**Data section:**
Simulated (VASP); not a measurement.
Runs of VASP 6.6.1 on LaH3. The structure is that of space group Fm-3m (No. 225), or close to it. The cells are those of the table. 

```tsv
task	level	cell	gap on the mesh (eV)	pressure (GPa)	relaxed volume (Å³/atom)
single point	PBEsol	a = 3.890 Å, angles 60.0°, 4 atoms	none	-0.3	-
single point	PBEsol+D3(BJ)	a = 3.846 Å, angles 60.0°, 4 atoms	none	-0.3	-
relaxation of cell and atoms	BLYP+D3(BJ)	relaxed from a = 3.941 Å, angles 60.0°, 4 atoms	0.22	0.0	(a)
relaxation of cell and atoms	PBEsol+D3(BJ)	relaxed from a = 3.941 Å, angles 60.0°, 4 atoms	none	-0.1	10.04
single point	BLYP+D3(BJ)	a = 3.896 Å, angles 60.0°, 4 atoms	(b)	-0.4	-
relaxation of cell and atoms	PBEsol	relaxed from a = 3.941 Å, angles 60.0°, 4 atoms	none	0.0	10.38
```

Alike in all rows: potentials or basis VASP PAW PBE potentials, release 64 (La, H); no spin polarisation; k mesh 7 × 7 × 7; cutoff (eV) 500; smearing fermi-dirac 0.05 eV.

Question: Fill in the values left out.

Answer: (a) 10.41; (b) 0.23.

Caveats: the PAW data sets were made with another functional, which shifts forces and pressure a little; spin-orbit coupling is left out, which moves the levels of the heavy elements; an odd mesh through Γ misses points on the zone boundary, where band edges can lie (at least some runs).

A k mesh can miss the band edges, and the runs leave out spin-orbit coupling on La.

**Activity:**
Once you find the line with "Runs of VASP" in the entries above, output it and each line after it up to and including the line with "Caveats: the PAW", and nothing else.

**Your response:**
Runs of VASP 6.6.1 on LaH3. The structure is that of space group Fm-3m (No. 225), or close to it. The cells are those of the table. 

```tsv
task	level	cell	gap on the mesh (eV)	pressure (GPa)	relaxed volume (Å³/atom)
single point	PBEsol	a = 3.890 Å, angles 60.0°, 4 atoms	none	-0.3	-
single point	PBEsol+D3(BJ)	a = 3.846 Å, angles 60.0°, 4 atoms	none	-0.3	-
relaxation of cell and atoms	BLYP+D3(BJ)	relaxed from a = 3.941 Å, angles 60.0°, 4 atoms	0.22	0.0	(a)
relaxation of cell and atoms	PBEsol+D3(BJ)	relaxed from a = 3.941 Å, angles 60.0°, 4 atoms	none	-0.1	10.04
single point	BLYP+D3(BJ)	a = 3.896 Å, angles 60.0°, 4 atoms	(b)	-0.4	-
relaxation of cell and atoms	PBEsol	relaxed from a = 3.941 Å, angles 60.0°, 4 atoms	none	0.0	10.38
```

Alike in all rows: potentials or basis VASP PAW PBE potentials, release 64 (La, H); no spin polarisation; k mesh 7 × 7 × 7; cutoff (eV) 500; smearing fermi-dirac 0.05 eV.

Question: Fill in the values left out.

Answer: (a) 10.41; (b) 0.23.

Caveats: the PAW data sets were made with another functional, which shifts forces and pressure a little; spin-orbit coupling is left out, which moves the levels of the heavy elements; an odd mesh through Γ misses points on the zone boundary, where band edges can lie (at least some runs).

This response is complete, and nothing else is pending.